- WORK TASK -
The required output is every line from the beginning of the entries below through the line that includes "Answer. Ring α: weak, as", copied exactly.

- ENTRIES SHOWN -
★ ★ ★

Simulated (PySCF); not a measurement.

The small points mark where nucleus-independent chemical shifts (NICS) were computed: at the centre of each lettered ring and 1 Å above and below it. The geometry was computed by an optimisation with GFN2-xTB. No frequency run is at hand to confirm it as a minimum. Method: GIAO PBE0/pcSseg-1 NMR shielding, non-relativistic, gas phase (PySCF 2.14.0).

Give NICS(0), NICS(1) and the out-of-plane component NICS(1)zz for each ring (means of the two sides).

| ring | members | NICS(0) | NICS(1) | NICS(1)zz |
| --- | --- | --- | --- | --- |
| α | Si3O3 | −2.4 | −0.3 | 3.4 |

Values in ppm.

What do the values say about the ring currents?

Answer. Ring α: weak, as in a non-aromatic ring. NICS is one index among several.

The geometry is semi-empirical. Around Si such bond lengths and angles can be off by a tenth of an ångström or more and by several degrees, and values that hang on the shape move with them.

★ ★ ★

- TASK ANSWER -
Simulated (PySCF); not a measurement.

The small points mark where nucleus-independent chemical shifts (NICS) were computed: at the centre of each lettered ring and 1 Å above and below it. The geometry was computed by an optimisation with GFN2-xTB. No frequency run is at hand to confirm it as a minimum. Method: GIAO PBE0/pcSseg-1 NMR shielding, non-relativistic, gas phase (PySCF 2.14.0).

Give NICS(0), NICS(1) and the out-of-plane component NICS(1)zz for each ring (means of the two sides).

| ring | members | NICS(0) | NICS(1) | NICS(1)zz |
| --- | --- | --- | --- | --- |
| α | Si3O3 | −2.4 | −0.3 | 3.4 |

Values in ppm.

What do the values say about the ring currents?

Answer. Ring α: weak, as in a non-aromatic ring. NICS is one index among several.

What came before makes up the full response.